# [TASK ITEM]
From the data below, repeat exactly the lines from the line with "Points: T (K)" to the line with "this run through?", both included.

BEGIN
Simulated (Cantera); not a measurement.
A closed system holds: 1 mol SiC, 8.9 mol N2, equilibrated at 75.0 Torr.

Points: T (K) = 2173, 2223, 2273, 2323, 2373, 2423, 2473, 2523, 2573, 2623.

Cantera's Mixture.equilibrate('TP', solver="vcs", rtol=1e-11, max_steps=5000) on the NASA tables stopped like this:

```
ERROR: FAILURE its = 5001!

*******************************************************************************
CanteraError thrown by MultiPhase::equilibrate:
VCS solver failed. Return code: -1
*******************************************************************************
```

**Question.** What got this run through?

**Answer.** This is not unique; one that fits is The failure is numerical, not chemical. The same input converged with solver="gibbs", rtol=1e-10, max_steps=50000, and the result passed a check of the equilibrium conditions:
END

# [YOUR SOLUTION]
Points: T (K) = 2173, 2223, 2273, 2323, 2373, 2423, 2473, 2523, 2573, 2623.

Cantera's Mixture.equilibrate('TP', solver="vcs", rtol=1e-11, max_steps=5000) on the NASA tables stopped like this:

```
ERROR: FAILURE its = 5001!

*******************************************************************************
CanteraError thrown by MultiPhase::equilibrate:
VCS solver failed. Return code: -1
*******************************************************************************
```

**Question.** What got this run through?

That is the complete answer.